=== Section Start ===

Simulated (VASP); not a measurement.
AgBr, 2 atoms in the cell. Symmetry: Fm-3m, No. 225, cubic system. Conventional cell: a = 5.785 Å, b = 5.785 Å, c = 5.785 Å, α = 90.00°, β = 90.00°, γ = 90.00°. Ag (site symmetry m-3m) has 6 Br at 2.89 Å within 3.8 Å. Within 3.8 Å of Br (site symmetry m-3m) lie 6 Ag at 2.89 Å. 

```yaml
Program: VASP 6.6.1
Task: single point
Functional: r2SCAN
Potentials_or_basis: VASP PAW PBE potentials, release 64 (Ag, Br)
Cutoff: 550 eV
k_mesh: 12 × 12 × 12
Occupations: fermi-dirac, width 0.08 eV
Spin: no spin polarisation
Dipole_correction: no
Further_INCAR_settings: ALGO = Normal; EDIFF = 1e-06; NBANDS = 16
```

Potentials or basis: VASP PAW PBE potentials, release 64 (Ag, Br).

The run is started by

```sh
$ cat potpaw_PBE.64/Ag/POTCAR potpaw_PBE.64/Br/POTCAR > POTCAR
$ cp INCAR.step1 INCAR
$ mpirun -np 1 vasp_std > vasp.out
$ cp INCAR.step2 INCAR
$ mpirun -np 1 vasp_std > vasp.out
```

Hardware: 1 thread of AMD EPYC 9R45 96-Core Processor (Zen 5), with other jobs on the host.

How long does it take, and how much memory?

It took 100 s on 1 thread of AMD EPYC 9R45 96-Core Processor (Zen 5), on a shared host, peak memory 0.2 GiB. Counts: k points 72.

=== Section End ===

> **Assigned task**:
Reproduce verbatim only this range: the first line of the material through the line that contains "How long does it take, and how much memory?", inclusive.

> **Result**:
Simulated (VASP); not a measurement.
AgBr, 2 atoms in the cell. Symmetry: Fm-3m, No. 225, cubic system. Conventional cell: a = 5.785 Å, b = 5.785 Å, c = 5.785 Å, α = 90.00°, β = 90.00°, γ = 90.00°. Ag (site symmetry m-3m) has 6 Br at 2.89 Å within 3.8 Å. Within 3.8 Å of Br (site symmetry m-3m) lie 6 Ag at 2.89 Å. 

```yaml
Program: VASP 6.6.1
Task: single point
Functional: r2SCAN
Potentials_or_basis: VASP PAW PBE potentials, release 64 (Ag, Br)
Cutoff: 550 eV
k_mesh: 12 × 12 × 12
Occupations: fermi-dirac, width 0.08 eV
Spin: no spin polarisation
Dipole_correction: no
Further_INCAR_settings: ALGO = Normal; EDIFF = 1e-06; NBANDS = 16
```

Potentials or basis: VASP PAW PBE potentials, release 64 (Ag, Br).

The run is started by

```sh
$ cat potpaw_PBE.64/Ag/POTCAR potpaw_PBE.64/Br/POTCAR > POTCAR
$ cp INCAR.step1 INCAR
$ mpirun -np 1 vasp_std > vasp.out
$ cp INCAR.step2 INCAR
$ mpirun -np 1 vasp_std > vasp.out
```

Hardware: 1 thread of AMD EPYC 9R45 96-Core Processor (Zen 5), with other jobs on the host.

How long does it take, and how much memory?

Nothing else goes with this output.